### Work request
Please copy the material under this line exactly, keeping every line.

====== Data for analysis ======

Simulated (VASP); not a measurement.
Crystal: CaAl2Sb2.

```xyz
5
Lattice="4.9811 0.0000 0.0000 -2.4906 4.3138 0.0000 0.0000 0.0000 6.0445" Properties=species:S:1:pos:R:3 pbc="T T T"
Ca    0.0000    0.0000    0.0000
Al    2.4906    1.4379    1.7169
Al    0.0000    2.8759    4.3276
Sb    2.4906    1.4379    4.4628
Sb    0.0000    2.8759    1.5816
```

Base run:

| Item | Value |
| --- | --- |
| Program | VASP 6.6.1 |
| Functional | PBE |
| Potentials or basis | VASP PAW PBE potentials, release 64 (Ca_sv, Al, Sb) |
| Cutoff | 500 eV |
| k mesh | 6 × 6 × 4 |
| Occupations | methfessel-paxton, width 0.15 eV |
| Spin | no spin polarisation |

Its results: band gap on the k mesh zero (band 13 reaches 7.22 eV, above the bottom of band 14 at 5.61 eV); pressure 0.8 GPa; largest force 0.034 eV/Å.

======

### Exercise output
Simulated (VASP); not a measurement.
Crystal: CaAl2Sb2.

```xyz
5
Lattice="4.9811 0.0000 0.0000 -2.4906 4.3138 0.0000 0.0000 0.0000 6.0445" Properties=species:S:1:pos:R:3 pbc="T T T"
Ca    0.0000    0.0000    0.0000
Al    2.4906    1.4379    1.7169
Al    0.0000    2.8759    4.3276
Sb    2.4906    1.4379    4.4628
Sb    0.0000    2.8759    1.5816
```

Base run:

| Item | Value |
| --- | --- |
| Program | VASP 6.6.1 |
| Functional | PBE |
| Potentials or basis | VASP PAW PBE potentials, release 64 (Ca_sv, Al, Sb) |
| Cutoff | 500 eV |
| k mesh | 6 × 6 × 4 |
| Occupations | methfessel-paxton, width 0.15 eV |
| Spin | no spin polarisation |

Its results: band gap on the k mesh zero (band 13 reaches 7.22 eV, above the bottom of band 14 at 5.61 eV); pressure 0.8 GPa; largest force 0.034 eV/Å.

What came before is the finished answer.